Activity:
Every record, from the first to the last, is to be printed again exactly.

━━━━━ Exercise data ━━━━━

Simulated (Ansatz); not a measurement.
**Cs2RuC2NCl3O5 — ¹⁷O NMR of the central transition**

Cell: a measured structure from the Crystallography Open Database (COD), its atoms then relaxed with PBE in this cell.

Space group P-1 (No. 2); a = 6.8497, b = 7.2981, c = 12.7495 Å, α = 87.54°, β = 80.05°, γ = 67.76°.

━━━━━

Written solution:
Simulated (Ansatz); not a measurement.
**Cs2RuC2NCl3O5 — ¹⁷O NMR of the central transition**

Cell: a measured structure from the Crystallography Open Database (COD), its atoms then relaxed with PBE in this cell.

Space group P-1 (No. 2); a = 6.8497, b = 7.2981, c = 12.7495 Å, α = 87.54°, β = 80.05°, γ = 67.76°.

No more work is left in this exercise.